> [Material supplied]
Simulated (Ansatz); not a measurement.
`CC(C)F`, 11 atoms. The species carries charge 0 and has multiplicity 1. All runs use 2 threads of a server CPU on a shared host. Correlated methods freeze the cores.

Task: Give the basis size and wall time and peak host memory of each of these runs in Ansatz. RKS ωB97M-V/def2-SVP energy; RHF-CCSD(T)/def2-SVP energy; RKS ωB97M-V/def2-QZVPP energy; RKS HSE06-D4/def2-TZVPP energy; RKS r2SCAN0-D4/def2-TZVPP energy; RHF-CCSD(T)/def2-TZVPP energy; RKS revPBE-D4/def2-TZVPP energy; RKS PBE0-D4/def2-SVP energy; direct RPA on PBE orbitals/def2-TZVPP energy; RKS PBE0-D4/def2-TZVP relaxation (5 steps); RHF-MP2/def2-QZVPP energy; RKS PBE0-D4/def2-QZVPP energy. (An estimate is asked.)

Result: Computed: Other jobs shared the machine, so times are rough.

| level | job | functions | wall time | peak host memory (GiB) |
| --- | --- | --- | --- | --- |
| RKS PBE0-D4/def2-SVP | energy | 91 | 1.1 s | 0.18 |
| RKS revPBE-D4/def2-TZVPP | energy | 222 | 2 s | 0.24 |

> [Activity] Retype all of the records so that every line matches the original exactly.

> [Written response]
Simulated (Ansatz); not a measurement.
`CC(C)F`, 11 atoms. The species carries charge 0 and has multiplicity 1. All runs use 2 threads of a server CPU on a shared host. Correlated methods freeze the cores.

Task: Give the basis size and wall time and peak host memory of each of these runs in Ansatz. RKS ωB97M-V/def2-SVP energy; RHF-CCSD(T)/def2-SVP energy; RKS ωB97M-V/def2-QZVPP energy; RKS HSE06-D4/def2-TZVPP energy; RKS r2SCAN0-D4/def2-TZVPP energy; RHF-CCSD(T)/def2-TZVPP energy; RKS revPBE-D4/def2-TZVPP energy; RKS PBE0-D4/def2-SVP energy; direct RPA on PBE orbitals/def2-TZVPP energy; RKS PBE0-D4/def2-TZVP relaxation (5 steps); RHF-MP2/def2-QZVPP energy; RKS PBE0-D4/def2-QZVPP energy. (An estimate is asked.)

Result: Computed: Other jobs shared the machine, so times are rough.

| level | job | functions | wall time | peak host memory (GiB) |
| --- | --- | --- | --- | --- |
| RKS PBE0-D4/def2-SVP | energy | 91 | 1.1 s | 0.18 |
| RKS revPBE-D4/def2-TZVPP | energy | 222 | 2 s | 0.24 |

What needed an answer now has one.